_Work order_: Reproduce exactly the lines below, from the first through the one containing "2. Rotation: principal", and nothing more.

+++ Information shown +++
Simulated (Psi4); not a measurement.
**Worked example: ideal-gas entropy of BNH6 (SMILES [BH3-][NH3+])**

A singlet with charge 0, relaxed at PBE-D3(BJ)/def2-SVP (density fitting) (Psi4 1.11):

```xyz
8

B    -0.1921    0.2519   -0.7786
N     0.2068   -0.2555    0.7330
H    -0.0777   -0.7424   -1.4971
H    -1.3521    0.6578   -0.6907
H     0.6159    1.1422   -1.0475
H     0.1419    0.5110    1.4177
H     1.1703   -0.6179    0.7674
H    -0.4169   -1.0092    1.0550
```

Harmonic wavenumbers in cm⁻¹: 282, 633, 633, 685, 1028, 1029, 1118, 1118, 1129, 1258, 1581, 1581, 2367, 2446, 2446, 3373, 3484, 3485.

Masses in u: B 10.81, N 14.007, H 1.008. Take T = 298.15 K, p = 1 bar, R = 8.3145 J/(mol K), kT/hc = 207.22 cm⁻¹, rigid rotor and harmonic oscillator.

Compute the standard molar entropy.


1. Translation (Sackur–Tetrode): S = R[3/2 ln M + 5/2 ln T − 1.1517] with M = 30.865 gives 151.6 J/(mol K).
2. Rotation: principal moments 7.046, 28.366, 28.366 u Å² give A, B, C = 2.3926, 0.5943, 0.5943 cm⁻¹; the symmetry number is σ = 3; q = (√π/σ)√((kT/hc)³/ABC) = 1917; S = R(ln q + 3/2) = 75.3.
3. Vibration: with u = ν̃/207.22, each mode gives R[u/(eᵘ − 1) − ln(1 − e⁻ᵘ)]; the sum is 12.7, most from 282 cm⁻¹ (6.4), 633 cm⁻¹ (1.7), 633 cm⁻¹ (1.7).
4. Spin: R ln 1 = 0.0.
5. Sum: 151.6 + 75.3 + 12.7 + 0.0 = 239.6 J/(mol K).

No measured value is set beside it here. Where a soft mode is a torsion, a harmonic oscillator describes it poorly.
+++

_Exercise response_:
Simulated (Psi4); not a measurement.
**Worked example: ideal-gas entropy of BNH6 (SMILES [BH3-][NH3+])**

A singlet with charge 0, relaxed at PBE-D3(BJ)/def2-SVP (density fitting) (Psi4 1.11):

```xyz
8

B    -0.1921    0.2519   -0.7786
N     0.2068   -0.2555    0.7330
H    -0.0777   -0.7424   -1.4971
H    -1.3521    0.6578   -0.6907
H     0.6159    1.1422   -1.0475
H     0.1419    0.5110    1.4177
H     1.1703   -0.6179    0.7674
H    -0.4169   -1.0092    1.0550
```

Harmonic wavenumbers in cm⁻¹: 282, 633, 633, 685, 1028, 1029, 1118, 1118, 1129, 1258, 1581, 1581, 2367, 2446, 2446, 3373, 3484, 3485.

Masses in u: B 10.81, N 14.007, H 1.008. Take T = 298.15 K, p = 1 bar, R = 8.3145 J/(mol K), kT/hc = 207.22 cm⁻¹, rigid rotor and harmonic oscillator.

Compute the standard molar entropy.


1. Translation (Sackur–Tetrode): S = R[3/2 ln M + 5/2 ln T − 1.1517] with M = 30.865 gives 151.6 J/(mol K).
2. Rotation: principal moments 7.046, 28.366, 28.366 u Å² give A, B, C = 2.3926, 0.5943, 0.5943 cm⁻¹; the symmetry number is σ = 3; q = (√π/σ)√((kT/hc)³/ABC) = 1917; S = R(ln q + 3/2) = 75.3.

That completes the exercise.